[Assignment] Set down exactly the first line of the entries and every line after it, through the line with "The script that".

[Supplied records]
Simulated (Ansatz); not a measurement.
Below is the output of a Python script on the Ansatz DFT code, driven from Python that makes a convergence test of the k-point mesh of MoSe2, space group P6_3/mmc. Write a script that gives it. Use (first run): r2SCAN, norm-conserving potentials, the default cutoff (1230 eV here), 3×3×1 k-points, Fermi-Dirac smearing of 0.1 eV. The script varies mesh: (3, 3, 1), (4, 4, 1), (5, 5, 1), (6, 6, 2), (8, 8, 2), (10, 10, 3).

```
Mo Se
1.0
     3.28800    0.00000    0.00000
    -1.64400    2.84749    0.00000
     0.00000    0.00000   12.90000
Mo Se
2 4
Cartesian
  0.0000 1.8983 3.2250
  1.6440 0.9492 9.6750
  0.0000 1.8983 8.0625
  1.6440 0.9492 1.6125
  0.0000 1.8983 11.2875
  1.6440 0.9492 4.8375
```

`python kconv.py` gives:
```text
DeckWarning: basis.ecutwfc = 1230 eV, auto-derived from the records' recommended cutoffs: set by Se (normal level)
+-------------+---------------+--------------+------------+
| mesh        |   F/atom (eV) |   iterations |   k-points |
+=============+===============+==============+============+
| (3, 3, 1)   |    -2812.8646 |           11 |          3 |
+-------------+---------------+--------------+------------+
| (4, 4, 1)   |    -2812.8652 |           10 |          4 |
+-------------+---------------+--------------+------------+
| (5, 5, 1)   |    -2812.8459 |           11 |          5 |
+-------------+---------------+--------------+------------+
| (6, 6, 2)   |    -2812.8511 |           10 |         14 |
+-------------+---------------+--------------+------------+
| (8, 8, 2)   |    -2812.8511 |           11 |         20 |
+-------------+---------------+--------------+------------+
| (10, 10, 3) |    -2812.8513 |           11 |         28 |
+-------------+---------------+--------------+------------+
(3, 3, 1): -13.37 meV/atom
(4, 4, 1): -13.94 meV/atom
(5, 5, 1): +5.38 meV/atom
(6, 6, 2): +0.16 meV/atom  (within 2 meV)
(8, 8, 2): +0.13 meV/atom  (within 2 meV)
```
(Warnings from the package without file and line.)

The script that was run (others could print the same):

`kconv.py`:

[Expected answer]
Simulated (Ansatz); not a measurement.
Below is the output of a Python script on the Ansatz DFT code, driven from Python that makes a convergence test of the k-point mesh of MoSe2, space group P6_3/mmc. Write a script that gives it. Use (first run): r2SCAN, norm-conserving potentials, the default cutoff (1230 eV here), 3×3×1 k-points, Fermi-Dirac smearing of 0.1 eV. The script varies mesh: (3, 3, 1), (4, 4, 1), (5, 5, 1), (6, 6, 2), (8, 8, 2), (10, 10, 3).

```
Mo Se
1.0
     3.28800    0.00000    0.00000
    -1.64400    2.84749    0.00000
     0.00000    0.00000   12.90000
Mo Se
2 4
Cartesian
  0.0000 1.8983 3.2250
  1.6440 0.9492 9.6750
  0.0000 1.8983 8.0625
  1.6440 0.9492 1.6125
  0.0000 1.8983 11.2875
  1.6440 0.9492 4.8375
```

`python kconv.py` gives:
```text
DeckWarning: basis.ecutwfc = 1230 eV, auto-derived from the records' recommended cutoffs: set by Se (normal level)
+-------------+---------------+--------------+------------+
| mesh        |   F/atom (eV) |   iterations |   k-points |
+=============+===============+==============+============+
| (3, 3, 1)   |    -2812.8646 |           11 |          3 |
+-------------+---------------+--------------+------------+
| (4, 4, 1)   |    -2812.8652 |           10 |          4 |
+-------------+---------------+--------------+------------+
| (5, 5, 1)   |    -2812.8459 |           11 |          5 |
+-------------+---------------+--------------+------------+
| (6, 6, 2)   |    -2812.8511 |           10 |         14 |
+-------------+---------------+--------------+------------+
| (8, 8, 2)   |    -2812.8511 |           11 |         20 |
+-------------+---------------+--------------+------------+
| (10, 10, 3) |    -2812.8513 |           11 |         28 |
+-------------+---------------+--------------+------------+
(3, 3, 1): -13.37 meV/atom
(4, 4, 1): -13.94 meV/atom
(5, 5, 1): +5.38 meV/atom
(6, 6, 2): +0.16 meV/atom  (within 2 meV)
(8, 8, 2): +0.13 meV/atom  (within 2 meV)
```
(Warnings from the package without file and line.)

The script that was run (others could print the same):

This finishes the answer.